Work task:
Print, exactly as they appear in the listing below, the lines from the line with "and radiative lifetime**" to the line with "TDA-ωB97X/def2-SVPD (PySCF 2.14.0)", with both end lines kept.

Excerpted data:
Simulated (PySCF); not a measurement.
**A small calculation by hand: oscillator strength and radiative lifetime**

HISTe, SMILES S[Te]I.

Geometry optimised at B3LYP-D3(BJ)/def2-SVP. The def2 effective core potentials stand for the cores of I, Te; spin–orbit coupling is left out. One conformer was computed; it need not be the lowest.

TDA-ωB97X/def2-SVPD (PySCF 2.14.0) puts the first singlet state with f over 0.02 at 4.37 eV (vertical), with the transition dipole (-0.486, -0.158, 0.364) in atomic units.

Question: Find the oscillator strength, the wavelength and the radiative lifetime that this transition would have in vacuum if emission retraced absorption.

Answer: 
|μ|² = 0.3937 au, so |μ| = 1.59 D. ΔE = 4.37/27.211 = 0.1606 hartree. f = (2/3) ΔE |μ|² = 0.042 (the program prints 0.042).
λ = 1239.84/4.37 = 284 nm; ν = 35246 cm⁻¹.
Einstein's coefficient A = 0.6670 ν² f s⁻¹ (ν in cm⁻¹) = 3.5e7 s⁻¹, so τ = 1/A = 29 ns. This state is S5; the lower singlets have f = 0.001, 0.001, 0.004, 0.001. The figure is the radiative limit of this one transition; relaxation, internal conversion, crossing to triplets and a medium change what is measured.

Response:
**A small calculation by hand: oscillator strength and radiative lifetime**

HISTe, SMILES S[Te]I.

Geometry optimised at B3LYP-D3(BJ)/def2-SVP. The def2 effective core potentials stand for the cores of I, Te; spin–orbit coupling is left out. One conformer was computed; it need not be the lowest.

TDA-ωB97X/def2-SVPD (PySCF 2.14.0) puts the first singlet state with f over 0.02 at 4.37 eV (vertical), with the transition dipole (-0.486, -0.158, 0.364) in atomic units.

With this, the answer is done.